**PROVIDED RECORDS**
=== Begin Enclosure ===
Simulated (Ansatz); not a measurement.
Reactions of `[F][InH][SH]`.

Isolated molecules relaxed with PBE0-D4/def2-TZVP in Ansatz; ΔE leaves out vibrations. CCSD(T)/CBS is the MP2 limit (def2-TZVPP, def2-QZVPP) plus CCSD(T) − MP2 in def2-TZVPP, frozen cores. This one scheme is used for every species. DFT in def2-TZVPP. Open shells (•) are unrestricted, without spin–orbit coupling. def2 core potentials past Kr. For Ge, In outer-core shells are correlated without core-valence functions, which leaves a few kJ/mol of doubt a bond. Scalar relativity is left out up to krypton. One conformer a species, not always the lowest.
=== End Enclosure ===

**WORK TASK**
Copy out the material above in its entirety, exactly.

**ANSWER SPACE**
Simulated (Ansatz); not a measurement.
Reactions of `[F][InH][SH]`.

Isolated molecules relaxed with PBE0-D4/def2-TZVP in Ansatz; ΔE leaves out vibrations. CCSD(T)/CBS is the MP2 limit (def2-TZVPP, def2-QZVPP) plus CCSD(T) − MP2 in def2-TZVPP, frozen cores. This one scheme is used for every species. DFT in def2-TZVPP. Open shells (•) are unrestricted, without spin–orbit coupling. def2 core potentials past Kr. For Ge, In outer-core shells are correlated without core-valence functions, which leaves a few kJ/mol of doubt a bond. Scalar relativity is left out up to krypton. One conformer a species, not always the lowest.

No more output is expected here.